Required action: Taking the entries below from the top, restate each line exactly and end with the line containing "H16, H17 on C4)".

Source information:
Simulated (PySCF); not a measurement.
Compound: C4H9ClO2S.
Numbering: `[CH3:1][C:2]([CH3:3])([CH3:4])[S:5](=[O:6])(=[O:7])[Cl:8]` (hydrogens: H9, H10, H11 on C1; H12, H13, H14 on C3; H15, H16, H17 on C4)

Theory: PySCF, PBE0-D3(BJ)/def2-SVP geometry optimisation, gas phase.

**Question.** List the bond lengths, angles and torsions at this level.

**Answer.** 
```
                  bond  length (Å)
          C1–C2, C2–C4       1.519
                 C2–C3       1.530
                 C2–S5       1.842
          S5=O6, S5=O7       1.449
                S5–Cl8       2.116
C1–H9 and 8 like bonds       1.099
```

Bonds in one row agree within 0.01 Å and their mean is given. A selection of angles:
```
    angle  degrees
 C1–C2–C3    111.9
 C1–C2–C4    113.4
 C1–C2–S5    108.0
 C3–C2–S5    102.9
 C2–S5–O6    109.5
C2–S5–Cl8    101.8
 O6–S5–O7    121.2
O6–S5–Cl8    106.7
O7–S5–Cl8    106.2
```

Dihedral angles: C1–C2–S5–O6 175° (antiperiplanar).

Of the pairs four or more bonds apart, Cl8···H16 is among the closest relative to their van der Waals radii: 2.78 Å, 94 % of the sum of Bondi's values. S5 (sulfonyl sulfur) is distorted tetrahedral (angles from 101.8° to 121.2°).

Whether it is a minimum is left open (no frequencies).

Exercise solution:
Simulated (PySCF); not a measurement.
Compound: C4H9ClO2S.
Numbering: `[CH3:1][C:2]([CH3:3])([CH3:4])[S:5](=[O:6])(=[O:7])[Cl:8]` (hydrogens: H9, H10, H11 on C1; H12, H13, H14 on C3; H15, H16, H17 on C4)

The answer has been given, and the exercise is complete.